Nothing but the lines from the start of the records through the line that contains "## 1. Set-up" is to be copied, and each is to be copied exactly.

GIVEN ENTRIES Block Start
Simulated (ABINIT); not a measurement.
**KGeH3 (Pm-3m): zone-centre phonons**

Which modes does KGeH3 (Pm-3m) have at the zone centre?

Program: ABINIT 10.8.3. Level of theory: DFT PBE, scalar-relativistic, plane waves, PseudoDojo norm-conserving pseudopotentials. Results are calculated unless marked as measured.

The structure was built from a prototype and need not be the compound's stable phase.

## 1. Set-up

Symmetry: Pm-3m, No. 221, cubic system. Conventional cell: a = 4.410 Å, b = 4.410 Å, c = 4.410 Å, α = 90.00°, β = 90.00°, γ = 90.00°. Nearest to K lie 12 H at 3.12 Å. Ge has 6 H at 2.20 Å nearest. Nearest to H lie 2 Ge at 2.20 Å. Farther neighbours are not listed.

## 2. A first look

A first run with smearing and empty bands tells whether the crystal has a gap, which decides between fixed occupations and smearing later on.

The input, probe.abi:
GIVEN ENTRIES Block End

EXERCISE RESULT
Simulated (ABINIT); not a measurement.
**KGeH3 (Pm-3m): zone-centre phonons**

Which modes does KGeH3 (Pm-3m) have at the zone centre?

Program: ABINIT 10.8.3. Level of theory: DFT PBE, scalar-relativistic, plane waves, PseudoDojo norm-conserving pseudopotentials. Results are calculated unless marked as measured.

The structure was built from a prototype and need not be the compound's stable phase.

## 1. Set-up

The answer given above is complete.